» Assigned task: Repeat every line below exactly, word for word.

» Data provided:

══════════════════════════════

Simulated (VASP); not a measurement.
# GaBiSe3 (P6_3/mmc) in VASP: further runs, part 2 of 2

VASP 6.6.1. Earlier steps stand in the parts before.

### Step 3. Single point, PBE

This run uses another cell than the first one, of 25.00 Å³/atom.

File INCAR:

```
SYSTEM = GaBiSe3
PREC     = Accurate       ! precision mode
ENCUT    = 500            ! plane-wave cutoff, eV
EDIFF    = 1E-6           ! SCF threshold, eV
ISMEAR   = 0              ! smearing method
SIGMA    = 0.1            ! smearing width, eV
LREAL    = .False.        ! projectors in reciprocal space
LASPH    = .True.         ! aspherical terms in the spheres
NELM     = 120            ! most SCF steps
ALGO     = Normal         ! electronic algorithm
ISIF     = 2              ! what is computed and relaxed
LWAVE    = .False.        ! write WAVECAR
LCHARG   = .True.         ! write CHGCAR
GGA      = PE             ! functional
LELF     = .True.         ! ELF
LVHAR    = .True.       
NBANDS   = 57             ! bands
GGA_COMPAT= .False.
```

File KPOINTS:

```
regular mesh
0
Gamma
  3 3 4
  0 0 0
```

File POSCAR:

══════════════════════════════

» Task result:
Simulated (VASP); not a measurement.
# GaBiSe3 (P6_3/mmc) in VASP: further runs, part 2 of 2

VASP 6.6.1. Earlier steps stand in the parts before.

### Step 3. Single point, PBE

This run uses another cell than the first one, of 25.00 Å³/atom.

File INCAR:

```
SYSTEM = GaBiSe3
PREC     = Accurate       ! precision mode
ENCUT    = 500            ! plane-wave cutoff, eV
EDIFF    = 1E-6           ! SCF threshold, eV
ISMEAR   = 0              ! smearing method
SIGMA    = 0.1            ! smearing width, eV
LREAL    = .False.        ! projectors in reciprocal space
LASPH    = .True.         ! aspherical terms in the spheres
NELM     = 120            ! most SCF steps
ALGO     = Normal         ! electronic algorithm
ISIF     = 2              ! what is computed and relaxed
LWAVE    = .False.        ! write WAVECAR
LCHARG   = .True.         ! write CHGCAR
GGA      = PE             ! functional
LELF     = .True.         ! ELF
LVHAR    = .True.       
NBANDS   = 57             ! bands
GGA_COMPAT= .False.
```

File KPOINTS:

```
regular mesh
0
Gamma
  3 3 4
  0 0 0
```

File POSCAR:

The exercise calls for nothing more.